### Exercise
Each line of the material below should be reproduced exactly.

### Given entries
<<<<

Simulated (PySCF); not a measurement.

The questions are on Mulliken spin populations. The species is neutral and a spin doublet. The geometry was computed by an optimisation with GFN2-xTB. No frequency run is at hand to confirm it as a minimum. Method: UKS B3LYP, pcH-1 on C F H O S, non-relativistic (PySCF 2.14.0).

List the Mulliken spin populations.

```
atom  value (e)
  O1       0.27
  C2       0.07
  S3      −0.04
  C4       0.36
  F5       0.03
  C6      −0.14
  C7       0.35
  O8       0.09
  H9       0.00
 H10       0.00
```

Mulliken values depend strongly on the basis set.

>>>>

### Task solution
Simulated (PySCF); not a measurement.

The questions are on Mulliken spin populations. The species is neutral and a spin doublet. The geometry was computed by an optimisation with GFN2-xTB. No frequency run is at hand to confirm it as a minimum. Method: UKS B3LYP, pcH-1 on C F H O S, non-relativistic (PySCF 2.14.0).

List the Mulliken spin populations.

```
atom  value (e)
  O1       0.27
  C2       0.07
  S3      −0.04
  C4       0.36
  F5       0.03
  C6      −0.14
  C7       0.35
  O8       0.09
  H9       0.00
 H10       0.00
```

Mulliken values depend strongly on the basis set.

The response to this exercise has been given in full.